• Work task
All of the data below should be output exactly as given.

==================================================

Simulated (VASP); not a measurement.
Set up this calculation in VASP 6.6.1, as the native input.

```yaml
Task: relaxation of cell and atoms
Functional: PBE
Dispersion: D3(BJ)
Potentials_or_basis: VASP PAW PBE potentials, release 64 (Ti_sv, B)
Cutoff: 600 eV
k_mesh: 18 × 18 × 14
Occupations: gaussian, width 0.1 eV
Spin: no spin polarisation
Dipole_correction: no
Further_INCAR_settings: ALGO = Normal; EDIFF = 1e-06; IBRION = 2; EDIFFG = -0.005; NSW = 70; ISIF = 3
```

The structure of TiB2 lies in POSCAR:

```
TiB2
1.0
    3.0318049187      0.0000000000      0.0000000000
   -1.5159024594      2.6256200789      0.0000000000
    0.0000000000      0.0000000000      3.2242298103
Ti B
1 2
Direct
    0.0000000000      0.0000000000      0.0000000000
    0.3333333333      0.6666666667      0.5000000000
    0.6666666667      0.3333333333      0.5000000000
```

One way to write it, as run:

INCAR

==================================================

• Answer area
Simulated (VASP); not a measurement.
Set up this calculation in VASP 6.6.1, as the native input.

```yaml
Task: relaxation of cell and atoms
Functional: PBE
Dispersion: D3(BJ)
Potentials_or_basis: VASP PAW PBE potentials, release 64 (Ti_sv, B)
Cutoff: 600 eV
k_mesh: 18 × 18 × 14
Occupations: gaussian, width 0.1 eV
Spin: no spin polarisation
Dipole_correction: no
Further_INCAR_settings: ALGO = Normal; EDIFF = 1e-06; IBRION = 2; EDIFFG = -0.005; NSW = 70; ISIF = 3
```

The structure of TiB2 lies in POSCAR:

```
TiB2
1.0
    3.0318049187      0.0000000000      0.0000000000
   -1.5159024594      2.6256200789      0.0000000000
    0.0000000000      0.0000000000      3.2242298103
Ti B
1 2
Direct
    0.0000000000      0.0000000000      0.0000000000
    0.3333333333      0.6666666667      0.5000000000
    0.6666666667      0.3333333333      0.5000000000
```

One way to write it, as run:

INCAR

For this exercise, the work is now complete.